**Action item:** Write out again each line of the material below, unchanged, from the first one to the line that holds "spin polarisation |".

**Entries provided:**
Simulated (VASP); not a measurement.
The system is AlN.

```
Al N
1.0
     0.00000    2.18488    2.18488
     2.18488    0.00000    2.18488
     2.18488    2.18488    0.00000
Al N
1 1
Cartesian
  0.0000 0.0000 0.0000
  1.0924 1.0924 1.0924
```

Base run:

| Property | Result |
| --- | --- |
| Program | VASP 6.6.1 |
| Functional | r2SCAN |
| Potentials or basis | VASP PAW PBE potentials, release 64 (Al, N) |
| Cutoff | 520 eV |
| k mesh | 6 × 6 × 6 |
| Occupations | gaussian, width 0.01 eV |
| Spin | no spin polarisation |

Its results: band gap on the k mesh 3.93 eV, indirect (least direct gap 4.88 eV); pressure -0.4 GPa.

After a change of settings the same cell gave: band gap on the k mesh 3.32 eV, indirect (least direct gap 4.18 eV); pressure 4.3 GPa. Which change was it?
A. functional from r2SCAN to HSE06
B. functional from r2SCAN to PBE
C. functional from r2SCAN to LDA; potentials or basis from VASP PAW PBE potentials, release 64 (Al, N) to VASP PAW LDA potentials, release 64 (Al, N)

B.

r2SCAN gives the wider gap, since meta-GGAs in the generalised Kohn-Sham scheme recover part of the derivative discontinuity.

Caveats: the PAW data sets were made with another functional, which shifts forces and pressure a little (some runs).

**Exercise answer:**
Simulated (VASP); not a measurement.
The system is AlN.

```
Al N
1.0
     0.00000    2.18488    2.18488
     2.18488    0.00000    2.18488
     2.18488    2.18488    0.00000
Al N
1 1
Cartesian
  0.0000 0.0000 0.0000
  1.0924 1.0924 1.0924
```

Base run:

| Property | Result |
| --- | --- |
| Program | VASP 6.6.1 |
| Functional | r2SCAN |
| Potentials or basis | VASP PAW PBE potentials, release 64 (Al, N) |
| Cutoff | 520 eV |
| k mesh | 6 × 6 × 6 |
| Occupations | gaussian, width 0.01 eV |
| Spin | no spin polarisation |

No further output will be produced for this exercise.